ACTION ITEM -
Only one stretch of the data below is needed. Output the lines from the one with "Solution. 30.8 GPa." up to and including the one with "Solution. -0.89 μB per cell.", exactly as they stand.

DATA RECORDS -
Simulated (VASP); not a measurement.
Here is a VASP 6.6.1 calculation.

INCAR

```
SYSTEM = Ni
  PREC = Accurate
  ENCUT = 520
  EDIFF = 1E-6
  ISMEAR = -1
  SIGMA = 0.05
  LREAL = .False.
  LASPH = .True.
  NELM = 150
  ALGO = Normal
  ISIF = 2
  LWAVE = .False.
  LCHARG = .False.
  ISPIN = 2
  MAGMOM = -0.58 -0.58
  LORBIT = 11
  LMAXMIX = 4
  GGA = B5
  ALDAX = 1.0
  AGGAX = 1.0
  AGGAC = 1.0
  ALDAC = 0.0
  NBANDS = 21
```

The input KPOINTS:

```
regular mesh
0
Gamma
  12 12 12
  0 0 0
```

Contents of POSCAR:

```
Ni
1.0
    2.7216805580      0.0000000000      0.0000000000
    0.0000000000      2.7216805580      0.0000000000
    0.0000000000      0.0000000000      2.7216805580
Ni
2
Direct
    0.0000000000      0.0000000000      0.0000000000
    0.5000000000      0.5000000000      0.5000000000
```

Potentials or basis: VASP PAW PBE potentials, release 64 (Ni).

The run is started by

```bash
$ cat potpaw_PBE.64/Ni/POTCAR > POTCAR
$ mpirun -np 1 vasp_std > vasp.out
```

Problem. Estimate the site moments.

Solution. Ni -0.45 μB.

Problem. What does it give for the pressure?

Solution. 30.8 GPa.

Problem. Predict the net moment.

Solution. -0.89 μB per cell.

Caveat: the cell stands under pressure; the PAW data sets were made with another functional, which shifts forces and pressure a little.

SOLUTION -
Solution. 30.8 GPa.

Problem. Predict the net moment.

Solution. -0.89 μB per cell.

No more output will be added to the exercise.